## Activity
Your output should be the entries below, from the first line up to and including the line with "- 238.4, expansivity (1/kK): 1.593", reproduced exactly and with no other lines.

## Source information
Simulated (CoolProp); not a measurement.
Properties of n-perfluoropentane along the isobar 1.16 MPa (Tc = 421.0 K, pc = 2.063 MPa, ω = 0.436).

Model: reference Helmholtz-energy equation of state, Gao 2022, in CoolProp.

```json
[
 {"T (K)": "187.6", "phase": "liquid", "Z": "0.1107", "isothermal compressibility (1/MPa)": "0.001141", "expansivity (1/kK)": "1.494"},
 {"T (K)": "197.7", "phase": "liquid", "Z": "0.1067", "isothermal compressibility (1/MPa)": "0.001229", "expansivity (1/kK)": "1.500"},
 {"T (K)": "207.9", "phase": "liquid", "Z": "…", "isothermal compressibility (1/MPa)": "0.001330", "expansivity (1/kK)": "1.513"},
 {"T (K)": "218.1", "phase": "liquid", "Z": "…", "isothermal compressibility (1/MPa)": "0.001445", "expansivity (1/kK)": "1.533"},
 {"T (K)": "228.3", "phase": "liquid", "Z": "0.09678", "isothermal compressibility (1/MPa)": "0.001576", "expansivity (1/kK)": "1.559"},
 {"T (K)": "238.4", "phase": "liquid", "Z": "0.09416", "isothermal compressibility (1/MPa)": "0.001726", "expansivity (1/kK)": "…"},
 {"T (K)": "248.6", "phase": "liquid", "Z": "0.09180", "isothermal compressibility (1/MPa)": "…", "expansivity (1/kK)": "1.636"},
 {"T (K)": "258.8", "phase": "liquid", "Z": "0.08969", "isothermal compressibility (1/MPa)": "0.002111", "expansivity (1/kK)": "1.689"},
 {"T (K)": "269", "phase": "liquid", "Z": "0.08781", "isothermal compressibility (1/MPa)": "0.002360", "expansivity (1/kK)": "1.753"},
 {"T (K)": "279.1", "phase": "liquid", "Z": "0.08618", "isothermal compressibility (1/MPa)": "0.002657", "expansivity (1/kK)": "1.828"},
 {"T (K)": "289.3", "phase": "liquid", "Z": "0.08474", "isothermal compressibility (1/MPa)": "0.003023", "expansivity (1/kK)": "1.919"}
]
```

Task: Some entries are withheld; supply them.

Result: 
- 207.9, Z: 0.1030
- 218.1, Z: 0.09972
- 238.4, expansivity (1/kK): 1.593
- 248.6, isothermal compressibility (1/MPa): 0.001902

## Exercise answer
Simulated (CoolProp); not a measurement.
Properties of n-perfluoropentane along the isobar 1.16 MPa (Tc = 421.0 K, pc = 2.063 MPa, ω = 0.436).

Model: reference Helmholtz-energy equation of state, Gao 2022, in CoolProp.

```json
[
 {"T (K)": "187.6", "phase": "liquid", "Z": "0.1107", "isothermal compressibility (1/MPa)": "0.001141", "expansivity (1/kK)": "1.494"},
 {"T (K)": "197.7", "phase": "liquid", "Z": "0.1067", "isothermal compressibility (1/MPa)": "0.001229", "expansivity (1/kK)": "1.500"},
 {"T (K)": "207.9", "phase": "liquid", "Z": "…", "isothermal compressibility (1/MPa)": "0.001330", "expansivity (1/kK)": "1.513"},
 {"T (K)": "218.1", "phase": "liquid", "Z": "…", "isothermal compressibility (1/MPa)": "0.001445", "expansivity (1/kK)": "1.533"},
 {"T (K)": "228.3", "phase": "liquid", "Z": "0.09678", "isothermal compressibility (1/MPa)": "0.001576", "expansivity (1/kK)": "1.559"},
 {"T (K)": "238.4", "phase": "liquid", "Z": "0.09416", "isothermal compressibility (1/MPa)": "0.001726", "expansivity (1/kK)": "…"},
 {"T (K)": "248.6", "phase": "liquid", "Z": "0.09180", "isothermal compressibility (1/MPa)": "…", "expansivity (1/kK)": "1.636"},
 {"T (K)": "258.8", "phase": "liquid", "Z": "0.08969", "isothermal compressibility (1/MPa)": "0.002111", "expansivity (1/kK)": "1.689"},
 {"T (K)": "269", "phase": "liquid", "Z": "0.08781", "isothermal compressibility (1/MPa)": "0.002360", "expansivity (1/kK)": "1.753"},
 {"T (K)": "279.1", "phase": "liquid", "Z": "0.08618", "isothermal compressibility (1/MPa)": "0.002657", "expansivity (1/kK)": "1.828"},
 {"T (K)": "289.3", "phase": "liquid", "Z": "0.08474", "isothermal compressibility (1/MPa)": "0.003023", "expansivity (1/kK)": "1.919"}
]
```

Task: Some entries are withheld; supply them.

Result: 
- 207.9, Z: 0.1030
- 218.1, Z: 0.09972
- 238.4, expansivity (1/kK): 1.593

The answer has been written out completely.